### Work task
When you reach the line containing "1398 | Si2N2O(s) + Si3N4(s) | 100.0 |" in the data below, begin returning lines exactly as written, and stop once the line containing "Si(l) | 42.5 |" has been returned.

### Provided data
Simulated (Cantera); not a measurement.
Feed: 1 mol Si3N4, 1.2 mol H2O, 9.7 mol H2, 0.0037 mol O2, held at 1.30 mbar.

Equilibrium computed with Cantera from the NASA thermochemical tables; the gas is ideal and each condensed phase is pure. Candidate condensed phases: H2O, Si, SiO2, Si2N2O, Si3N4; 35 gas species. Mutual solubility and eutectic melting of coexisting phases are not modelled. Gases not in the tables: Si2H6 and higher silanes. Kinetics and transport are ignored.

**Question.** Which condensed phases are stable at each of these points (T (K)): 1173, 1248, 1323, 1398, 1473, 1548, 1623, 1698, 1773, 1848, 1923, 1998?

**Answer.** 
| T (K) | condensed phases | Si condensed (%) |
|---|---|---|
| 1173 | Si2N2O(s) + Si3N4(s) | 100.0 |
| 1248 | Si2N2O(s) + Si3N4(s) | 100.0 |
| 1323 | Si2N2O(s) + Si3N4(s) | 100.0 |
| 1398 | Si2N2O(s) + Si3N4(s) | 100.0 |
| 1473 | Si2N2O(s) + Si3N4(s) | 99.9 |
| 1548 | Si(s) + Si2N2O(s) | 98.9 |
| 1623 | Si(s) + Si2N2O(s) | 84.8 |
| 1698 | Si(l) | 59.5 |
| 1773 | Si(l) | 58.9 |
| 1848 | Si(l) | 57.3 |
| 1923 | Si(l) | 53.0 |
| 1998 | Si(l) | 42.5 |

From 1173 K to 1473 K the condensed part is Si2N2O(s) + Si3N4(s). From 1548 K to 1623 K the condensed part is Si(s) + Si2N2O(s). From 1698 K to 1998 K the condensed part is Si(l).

### Worked solution
| 1398 | Si2N2O(s) + Si3N4(s) | 100.0 |
| 1473 | Si2N2O(s) + Si3N4(s) | 99.9 |
| 1548 | Si(s) + Si2N2O(s) | 98.9 |
| 1623 | Si(s) + Si2N2O(s) | 84.8 |
| 1698 | Si(l) | 59.5 |
| 1773 | Si(l) | 58.9 |
| 1848 | Si(l) | 57.3 |
| 1923 | Si(l) | 53.0 |
| 1998 | Si(l) | 42.5 |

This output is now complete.